» **Supplied records**:
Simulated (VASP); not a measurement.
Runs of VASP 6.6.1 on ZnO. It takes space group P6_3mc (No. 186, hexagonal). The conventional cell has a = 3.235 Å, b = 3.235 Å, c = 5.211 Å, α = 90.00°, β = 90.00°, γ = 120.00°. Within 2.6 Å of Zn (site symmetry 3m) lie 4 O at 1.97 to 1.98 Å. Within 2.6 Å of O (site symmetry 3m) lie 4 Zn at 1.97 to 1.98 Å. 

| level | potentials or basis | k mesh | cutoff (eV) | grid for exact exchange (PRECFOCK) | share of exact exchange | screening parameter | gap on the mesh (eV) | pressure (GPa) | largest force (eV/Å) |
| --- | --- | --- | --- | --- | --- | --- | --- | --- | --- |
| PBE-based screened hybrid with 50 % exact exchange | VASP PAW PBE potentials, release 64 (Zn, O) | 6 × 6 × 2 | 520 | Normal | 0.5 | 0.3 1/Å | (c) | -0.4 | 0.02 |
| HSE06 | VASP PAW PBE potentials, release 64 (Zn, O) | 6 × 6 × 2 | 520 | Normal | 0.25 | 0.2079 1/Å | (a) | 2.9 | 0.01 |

» **Work order**:
Copy the records above faithfully. Begin at their first line, end at the line containing "-0.4 | 0.02 |", and include nothing else.

» **Expected answer**:
Simulated (VASP); not a measurement.
Runs of VASP 6.6.1 on ZnO. It takes space group P6_3mc (No. 186, hexagonal). The conventional cell has a = 3.235 Å, b = 3.235 Å, c = 5.211 Å, α = 90.00°, β = 90.00°, γ = 120.00°. Within 2.6 Å of Zn (site symmetry 3m) lie 4 O at 1.97 to 1.98 Å. Within 2.6 Å of O (site symmetry 3m) lie 4 Zn at 1.97 to 1.98 Å. 

| level | potentials or basis | k mesh | cutoff (eV) | grid for exact exchange (PRECFOCK) | share of exact exchange | screening parameter | gap on the mesh (eV) | pressure (GPa) | largest force (eV/Å) |
| --- | --- | --- | --- | --- | --- | --- | --- | --- | --- |
| PBE-based screened hybrid with 50 % exact exchange | VASP PAW PBE potentials, release 64 (Zn, O) | 6 × 6 × 2 | 520 | Normal | 0.5 | 0.3 1/Å | (c) | -0.4 | 0.02 |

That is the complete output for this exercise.